[Start of Attachment]
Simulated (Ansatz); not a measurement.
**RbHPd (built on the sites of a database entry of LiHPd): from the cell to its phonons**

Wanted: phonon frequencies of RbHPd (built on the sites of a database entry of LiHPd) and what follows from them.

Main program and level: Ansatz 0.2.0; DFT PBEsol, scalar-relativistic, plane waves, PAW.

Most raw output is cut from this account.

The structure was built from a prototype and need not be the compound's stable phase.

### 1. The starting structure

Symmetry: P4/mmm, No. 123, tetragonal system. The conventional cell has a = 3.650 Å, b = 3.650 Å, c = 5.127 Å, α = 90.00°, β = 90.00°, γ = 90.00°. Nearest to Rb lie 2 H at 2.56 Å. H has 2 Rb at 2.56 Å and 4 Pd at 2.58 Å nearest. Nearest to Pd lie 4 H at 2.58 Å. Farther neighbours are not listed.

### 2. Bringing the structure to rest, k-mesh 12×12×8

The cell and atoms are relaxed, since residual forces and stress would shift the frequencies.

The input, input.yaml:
[End of Attachment]

WORK ORDER:
Each line of the listing should be retyped exactly, with nothing left out.

EXERCISE RESPONSE:
Simulated (Ansatz); not a measurement.
**RbHPd (built on the sites of a database entry of LiHPd): from the cell to its phonons**

Wanted: phonon frequencies of RbHPd (built on the sites of a database entry of LiHPd) and what follows from them.

Main program and level: Ansatz 0.2.0; DFT PBEsol, scalar-relativistic, plane waves, PAW.

Most raw output is cut from this account.

The structure was built from a prototype and need not be the compound's stable phase.

### 1. The starting structure

Symmetry: P4/mmm, No. 123, tetragonal system. The conventional cell has a = 3.650 Å, b = 3.650 Å, c = 5.127 Å, α = 90.00°, β = 90.00°, γ = 90.00°. Nearest to Rb lie 2 H at 2.56 Å. H has 2 Rb at 2.56 Å and 4 Pd at 2.58 Å nearest. Nearest to Pd lie 4 H at 2.58 Å. Farther neighbours are not listed.

### 2. Bringing the structure to rest, k-mesh 12×12×8

The cell and atoms are relaxed, since residual forces and stress would shift the frequencies.

The input, input.yaml:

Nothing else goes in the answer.